Data to examine.
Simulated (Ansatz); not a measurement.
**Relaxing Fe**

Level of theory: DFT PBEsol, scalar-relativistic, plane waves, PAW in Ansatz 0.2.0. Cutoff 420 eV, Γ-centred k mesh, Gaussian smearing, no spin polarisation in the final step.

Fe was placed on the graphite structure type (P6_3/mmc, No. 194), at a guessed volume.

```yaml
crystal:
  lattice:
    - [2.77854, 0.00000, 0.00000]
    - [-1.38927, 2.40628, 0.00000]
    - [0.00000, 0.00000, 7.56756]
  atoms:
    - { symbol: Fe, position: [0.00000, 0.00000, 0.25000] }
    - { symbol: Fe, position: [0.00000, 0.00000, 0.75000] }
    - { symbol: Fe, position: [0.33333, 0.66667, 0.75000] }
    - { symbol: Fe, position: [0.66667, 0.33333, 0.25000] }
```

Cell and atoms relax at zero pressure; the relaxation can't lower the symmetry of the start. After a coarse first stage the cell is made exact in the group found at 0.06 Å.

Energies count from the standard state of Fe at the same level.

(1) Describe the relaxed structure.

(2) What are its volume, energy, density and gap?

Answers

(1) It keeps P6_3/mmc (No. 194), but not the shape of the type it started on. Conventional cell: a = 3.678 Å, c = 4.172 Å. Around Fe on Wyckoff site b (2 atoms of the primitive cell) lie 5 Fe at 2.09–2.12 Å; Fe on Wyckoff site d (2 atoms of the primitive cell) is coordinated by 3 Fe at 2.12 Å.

Action item. Copy every entry exactly. Leave nothing out.

Solution.
Simulated (Ansatz); not a measurement.
**Relaxing Fe**

Level of theory: DFT PBEsol, scalar-relativistic, plane waves, PAW in Ansatz 0.2.0. Cutoff 420 eV, Γ-centred k mesh, Gaussian smearing, no spin polarisation in the final step.

Fe was placed on the graphite structure type (P6_3/mmc, No. 194), at a guessed volume.

```yaml
crystal:
  lattice:
    - [2.77854, 0.00000, 0.00000]
    - [-1.38927, 2.40628, 0.00000]
    - [0.00000, 0.00000, 7.56756]
  atoms:
    - { symbol: Fe, position: [0.00000, 0.00000, 0.25000] }
    - { symbol: Fe, position: [0.00000, 0.00000, 0.75000] }
    - { symbol: Fe, position: [0.33333, 0.66667, 0.75000] }
    - { symbol: Fe, position: [0.66667, 0.33333, 0.25000] }
```

Cell and atoms relax at zero pressure; the relaxation can't lower the symmetry of the start. After a coarse first stage the cell is made exact in the group found at 0.06 Å.

Energies count from the standard state of Fe at the same level.

(1) Describe the relaxed structure.

(2) What are its volume, energy, density and gap?

Answers

(1) It keeps P6_3/mmc (No. 194), but not the shape of the type it started on. Conventional cell: a = 3.678 Å, c = 4.172 Å. Around Fe on Wyckoff site b (2 atoms of the primitive cell) lie 5 Fe at 2.09–2.12 Å; Fe on Wyckoff site d (2 atoms of the primitive cell) is coordinated by 3 Fe at 2.12 Å.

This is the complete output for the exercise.